## Available data:
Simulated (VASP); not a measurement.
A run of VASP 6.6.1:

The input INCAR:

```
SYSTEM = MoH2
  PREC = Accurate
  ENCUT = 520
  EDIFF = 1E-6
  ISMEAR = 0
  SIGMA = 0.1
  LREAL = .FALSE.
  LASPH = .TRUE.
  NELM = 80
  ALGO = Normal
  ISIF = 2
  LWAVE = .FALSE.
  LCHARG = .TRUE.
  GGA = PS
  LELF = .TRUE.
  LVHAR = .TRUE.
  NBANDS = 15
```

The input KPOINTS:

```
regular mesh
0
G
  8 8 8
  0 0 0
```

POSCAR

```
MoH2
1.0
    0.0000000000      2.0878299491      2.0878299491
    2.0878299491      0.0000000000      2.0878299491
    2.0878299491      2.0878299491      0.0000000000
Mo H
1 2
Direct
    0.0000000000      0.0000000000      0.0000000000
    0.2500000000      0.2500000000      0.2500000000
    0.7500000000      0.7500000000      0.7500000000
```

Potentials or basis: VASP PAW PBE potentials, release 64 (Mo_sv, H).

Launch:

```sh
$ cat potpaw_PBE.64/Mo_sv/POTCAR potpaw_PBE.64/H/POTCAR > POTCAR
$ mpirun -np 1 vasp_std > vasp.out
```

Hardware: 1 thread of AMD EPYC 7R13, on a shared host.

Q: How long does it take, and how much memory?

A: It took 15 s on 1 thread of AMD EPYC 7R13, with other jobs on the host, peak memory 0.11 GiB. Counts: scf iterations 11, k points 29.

## Activity:
Print out each record above exactly, with nothing omitted.

## Written reply:
Simulated (VASP); not a measurement.
A run of VASP 6.6.1:

The input INCAR:

```
SYSTEM = MoH2
  PREC = Accurate
  ENCUT = 520
  EDIFF = 1E-6
  ISMEAR = 0
  SIGMA = 0.1
  LREAL = .FALSE.
  LASPH = .TRUE.
  NELM = 80
  ALGO = Normal
  ISIF = 2
  LWAVE = .FALSE.
  LCHARG = .TRUE.
  GGA = PS
  LELF = .TRUE.
  LVHAR = .TRUE.
  NBANDS = 15
```

The input KPOINTS:

```
regular mesh
0
G
  8 8 8
  0 0 0
```

POSCAR

```
MoH2
1.0
    0.0000000000      2.0878299491      2.0878299491
    2.0878299491      0.0000000000      2.0878299491
    2.0878299491      2.0878299491      0.0000000000
Mo H
1 2
Direct
    0.0000000000      0.0000000000      0.0000000000
    0.2500000000      0.2500000000      0.2500000000
    0.7500000000      0.7500000000      0.7500000000
```

Potentials or basis: VASP PAW PBE potentials, release 64 (Mo_sv, H).

Launch:

```sh
$ cat potpaw_PBE.64/Mo_sv/POTCAR potpaw_PBE.64/H/POTCAR > POTCAR
$ mpirun -np 1 vasp_std > vasp.out
```

Hardware: 1 thread of AMD EPYC 7R13, on a shared host.

Q: How long does it take, and how much memory?

A: It took 15 s on 1 thread of AMD EPYC 7R13, with other jobs on the host, peak memory 0.11 GiB. Counts: scf iterations 11, k points 29.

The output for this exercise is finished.